Required action: Please return the lines of the data below, word for word, from the first line through the line containing "Simulated outer-valence photoelectron".

Given data:
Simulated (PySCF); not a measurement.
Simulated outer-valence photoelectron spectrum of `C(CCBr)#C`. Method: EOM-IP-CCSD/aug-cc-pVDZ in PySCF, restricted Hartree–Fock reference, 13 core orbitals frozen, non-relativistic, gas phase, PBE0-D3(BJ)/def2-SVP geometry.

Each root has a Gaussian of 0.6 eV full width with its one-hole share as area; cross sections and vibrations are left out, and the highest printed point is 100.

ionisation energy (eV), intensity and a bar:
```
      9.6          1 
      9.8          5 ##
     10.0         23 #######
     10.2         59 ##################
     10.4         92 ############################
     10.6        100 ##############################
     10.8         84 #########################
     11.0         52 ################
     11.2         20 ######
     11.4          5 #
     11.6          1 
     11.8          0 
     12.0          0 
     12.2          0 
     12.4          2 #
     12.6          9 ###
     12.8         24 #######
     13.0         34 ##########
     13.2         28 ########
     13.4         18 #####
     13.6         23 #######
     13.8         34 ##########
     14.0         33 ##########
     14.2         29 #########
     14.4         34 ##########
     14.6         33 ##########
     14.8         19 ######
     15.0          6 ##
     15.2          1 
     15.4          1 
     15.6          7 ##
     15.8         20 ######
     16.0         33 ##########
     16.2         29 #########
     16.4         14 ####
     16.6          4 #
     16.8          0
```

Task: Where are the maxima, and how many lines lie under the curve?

Your solution:
Simulated (PySCF); not a measurement.
Simulated outer-valence photoelectron spectrum of `C(CCBr)#C`. Method: EOM-IP-CCSD/aug-cc-pVDZ in PySCF, restricted Hartree–Fock reference, 13 core orbitals frozen, non-relativistic, gas phase, PBE0-D3(BJ)/def2-SVP geometry.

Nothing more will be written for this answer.